**ACTION ITEM:** Look through the material below. Return exactly the lines from the one with "The rows of" through the one with "Q: What stood", both included.

**RAW DATA:**
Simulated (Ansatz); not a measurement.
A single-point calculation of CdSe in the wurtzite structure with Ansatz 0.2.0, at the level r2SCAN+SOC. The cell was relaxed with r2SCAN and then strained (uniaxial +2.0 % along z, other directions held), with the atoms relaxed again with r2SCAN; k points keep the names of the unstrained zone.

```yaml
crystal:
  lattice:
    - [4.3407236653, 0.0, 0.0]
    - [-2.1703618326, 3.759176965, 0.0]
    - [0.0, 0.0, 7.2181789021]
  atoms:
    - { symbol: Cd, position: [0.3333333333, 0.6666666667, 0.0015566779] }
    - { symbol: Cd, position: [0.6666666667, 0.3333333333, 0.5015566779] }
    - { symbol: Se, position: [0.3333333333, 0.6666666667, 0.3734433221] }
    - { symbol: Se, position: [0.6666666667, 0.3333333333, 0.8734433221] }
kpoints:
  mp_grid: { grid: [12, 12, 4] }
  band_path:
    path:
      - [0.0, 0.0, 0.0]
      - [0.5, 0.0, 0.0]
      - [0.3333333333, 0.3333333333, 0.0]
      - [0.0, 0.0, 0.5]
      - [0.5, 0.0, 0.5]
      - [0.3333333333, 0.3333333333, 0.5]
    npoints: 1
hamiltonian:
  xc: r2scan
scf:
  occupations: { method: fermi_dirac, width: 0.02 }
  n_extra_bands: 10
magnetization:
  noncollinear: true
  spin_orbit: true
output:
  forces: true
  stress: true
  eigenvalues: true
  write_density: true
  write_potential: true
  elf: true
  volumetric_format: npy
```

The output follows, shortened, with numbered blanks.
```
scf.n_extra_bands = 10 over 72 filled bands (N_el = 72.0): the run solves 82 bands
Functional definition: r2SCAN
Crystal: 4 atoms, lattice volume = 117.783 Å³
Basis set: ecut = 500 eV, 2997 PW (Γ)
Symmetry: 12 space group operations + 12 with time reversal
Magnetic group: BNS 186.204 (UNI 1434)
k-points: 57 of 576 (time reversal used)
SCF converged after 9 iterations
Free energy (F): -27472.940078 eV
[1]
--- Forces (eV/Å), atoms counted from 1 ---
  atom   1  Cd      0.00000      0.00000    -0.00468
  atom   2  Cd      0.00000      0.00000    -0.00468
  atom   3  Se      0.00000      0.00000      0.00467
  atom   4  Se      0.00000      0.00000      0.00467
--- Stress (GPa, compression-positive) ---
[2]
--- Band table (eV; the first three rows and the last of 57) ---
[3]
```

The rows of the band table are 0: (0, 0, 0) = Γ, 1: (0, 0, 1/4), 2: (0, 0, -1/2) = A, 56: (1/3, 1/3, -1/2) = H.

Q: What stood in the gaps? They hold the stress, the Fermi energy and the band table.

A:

**ANSWER BOX:**
The rows of the band table are 0: (0, 0, 0) = Γ, 1: (0, 0, 1/4), 2: (0, 0, -1/2) = A, 56: (1/3, 1/3, -1/2) = H.

Q: What stood in the gaps? They hold the stress, the Fermi energy and the band table.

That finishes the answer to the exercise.